[Start of Attachment]

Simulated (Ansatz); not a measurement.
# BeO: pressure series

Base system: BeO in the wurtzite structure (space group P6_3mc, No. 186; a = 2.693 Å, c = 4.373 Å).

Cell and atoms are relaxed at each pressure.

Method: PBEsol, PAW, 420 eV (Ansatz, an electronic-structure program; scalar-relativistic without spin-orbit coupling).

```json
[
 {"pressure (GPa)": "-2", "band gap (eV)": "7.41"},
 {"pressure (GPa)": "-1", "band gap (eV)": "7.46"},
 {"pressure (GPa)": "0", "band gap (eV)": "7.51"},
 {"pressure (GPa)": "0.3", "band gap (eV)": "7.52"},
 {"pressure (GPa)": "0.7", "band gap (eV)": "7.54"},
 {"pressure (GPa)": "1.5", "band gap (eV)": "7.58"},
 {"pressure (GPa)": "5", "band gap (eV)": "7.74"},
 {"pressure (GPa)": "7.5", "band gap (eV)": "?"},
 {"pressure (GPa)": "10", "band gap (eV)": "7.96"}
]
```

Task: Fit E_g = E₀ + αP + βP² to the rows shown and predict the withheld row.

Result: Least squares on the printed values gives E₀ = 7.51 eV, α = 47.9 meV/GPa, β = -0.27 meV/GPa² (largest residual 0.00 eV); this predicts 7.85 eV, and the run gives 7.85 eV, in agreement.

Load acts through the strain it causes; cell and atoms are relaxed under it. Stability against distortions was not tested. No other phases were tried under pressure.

[End of Attachment]

§ **Work request**:
What do the lines of the material read, from the first through the line with "Result: Least squares"? Transcribe them exactly and stop there.

§ **Task answer**:
Simulated (Ansatz); not a measurement.
# BeO: pressure series

Base system: BeO in the wurtzite structure (space group P6_3mc, No. 186; a = 2.693 Å, c = 4.373 Å).

Cell and atoms are relaxed at each pressure.

Method: PBEsol, PAW, 420 eV (Ansatz, an electronic-structure program; scalar-relativistic without spin-orbit coupling).

```json
[
 {"pressure (GPa)": "-2", "band gap (eV)": "7.41"},
 {"pressure (GPa)": "-1", "band gap (eV)": "7.46"},
 {"pressure (GPa)": "0", "band gap (eV)": "7.51"},
 {"pressure (GPa)": "0.3", "band gap (eV)": "7.52"},
 {"pressure (GPa)": "0.7", "band gap (eV)": "7.54"},
 {"pressure (GPa)": "1.5", "band gap (eV)": "7.58"},
 {"pressure (GPa)": "5", "band gap (eV)": "7.74"},
 {"pressure (GPa)": "7.5", "band gap (eV)": "?"},
 {"pressure (GPa)": "10", "band gap (eV)": "7.96"}
]
```

Task: Fit E_g = E₀ + αP + βP² to the rows shown and predict the withheld row.

Result: Least squares on the printed values gives E₀ = 7.51 eV, α = 47.9 meV/GPa, β = -0.27 meV/GPa² (largest residual 0.00 eV); this predicts 7.85 eV, and the run gives 7.85 eV, in agreement.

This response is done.